* DATA FOR ANALYSIS *
....

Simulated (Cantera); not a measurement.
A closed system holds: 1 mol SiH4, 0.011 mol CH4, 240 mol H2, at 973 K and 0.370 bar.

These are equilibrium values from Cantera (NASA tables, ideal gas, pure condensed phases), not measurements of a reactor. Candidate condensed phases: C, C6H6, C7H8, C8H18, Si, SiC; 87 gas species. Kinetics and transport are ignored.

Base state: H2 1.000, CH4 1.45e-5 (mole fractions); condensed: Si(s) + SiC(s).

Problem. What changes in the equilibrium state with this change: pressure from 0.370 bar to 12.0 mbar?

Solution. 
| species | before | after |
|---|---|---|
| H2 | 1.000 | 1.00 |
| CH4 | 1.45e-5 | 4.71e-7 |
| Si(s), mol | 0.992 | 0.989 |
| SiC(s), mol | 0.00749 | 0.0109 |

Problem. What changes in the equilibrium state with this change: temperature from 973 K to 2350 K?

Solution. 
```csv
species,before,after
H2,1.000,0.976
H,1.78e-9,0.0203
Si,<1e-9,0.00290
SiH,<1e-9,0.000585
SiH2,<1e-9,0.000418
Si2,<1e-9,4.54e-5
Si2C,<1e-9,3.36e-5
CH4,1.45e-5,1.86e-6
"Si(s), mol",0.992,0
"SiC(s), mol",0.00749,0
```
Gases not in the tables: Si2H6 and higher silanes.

....

What are the lines, exactly as written above, from the line with "to 12.0 mbar?" to the line with "0.992 | 0.989 |", both included? Output only those.

* YOUR SOLUTION *
Problem. What changes in the equilibrium state with this change: pressure from 0.370 bar to 12.0 mbar?

Solution. 
| species | before | after |
|---|---|---|
| H2 | 1.000 | 1.00 |
| CH4 | 1.45e-5 | 4.71e-7 |
| Si(s), mol | 0.992 | 0.989 |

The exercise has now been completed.